EXERCISE -
Every line of the material below, from the top through the line with "Caveats: spin-orbit coupling", should be reproduced exactly.

======== INFORMATION PROVIDED ========

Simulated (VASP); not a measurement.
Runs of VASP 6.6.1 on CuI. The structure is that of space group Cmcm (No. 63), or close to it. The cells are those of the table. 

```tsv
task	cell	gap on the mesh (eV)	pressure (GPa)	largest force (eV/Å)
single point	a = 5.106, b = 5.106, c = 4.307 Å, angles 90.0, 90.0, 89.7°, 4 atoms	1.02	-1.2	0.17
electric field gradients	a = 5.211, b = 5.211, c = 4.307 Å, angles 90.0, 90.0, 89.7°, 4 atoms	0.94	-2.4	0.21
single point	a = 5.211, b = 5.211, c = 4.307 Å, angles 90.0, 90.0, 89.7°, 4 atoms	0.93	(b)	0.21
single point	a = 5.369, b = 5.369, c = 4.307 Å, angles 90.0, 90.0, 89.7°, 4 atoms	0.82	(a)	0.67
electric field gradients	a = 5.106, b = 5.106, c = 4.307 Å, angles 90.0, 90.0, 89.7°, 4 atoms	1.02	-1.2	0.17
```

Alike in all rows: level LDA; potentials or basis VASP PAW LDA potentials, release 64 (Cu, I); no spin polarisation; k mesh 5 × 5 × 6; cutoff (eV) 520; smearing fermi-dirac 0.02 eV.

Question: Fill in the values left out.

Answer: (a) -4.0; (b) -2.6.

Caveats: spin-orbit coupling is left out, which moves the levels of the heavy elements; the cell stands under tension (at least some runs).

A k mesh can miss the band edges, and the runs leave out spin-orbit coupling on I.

========

EXERCISE ANSWER -
Simulated (VASP); not a measurement.
Runs of VASP 6.6.1 on CuI. The structure is that of space group Cmcm (No. 63), or close to it. The cells are those of the table. 

```tsv
task	cell	gap on the mesh (eV)	pressure (GPa)	largest force (eV/Å)
single point	a = 5.106, b = 5.106, c = 4.307 Å, angles 90.0, 90.0, 89.7°, 4 atoms	1.02	-1.2	0.17
electric field gradients	a = 5.211, b = 5.211, c = 4.307 Å, angles 90.0, 90.0, 89.7°, 4 atoms	0.94	-2.4	0.21
single point	a = 5.211, b = 5.211, c = 4.307 Å, angles 90.0, 90.0, 89.7°, 4 atoms	0.93	(b)	0.21
single point	a = 5.369, b = 5.369, c = 4.307 Å, angles 90.0, 90.0, 89.7°, 4 atoms	0.82	(a)	0.67
electric field gradients	a = 5.106, b = 5.106, c = 4.307 Å, angles 90.0, 90.0, 89.7°, 4 atoms	1.02	-1.2	0.17
```

Alike in all rows: level LDA; potentials or basis VASP PAW LDA potentials, release 64 (Cu, I); no spin polarisation; k mesh 5 × 5 × 6; cutoff (eV) 520; smearing fermi-dirac 0.02 eV.

Question: Fill in the values left out.

Answer: (a) -4.0; (b) -2.6.

Caveats: spin-orbit coupling is left out, which moves the levels of the heavy elements; the cell stands under tension (at least some runs).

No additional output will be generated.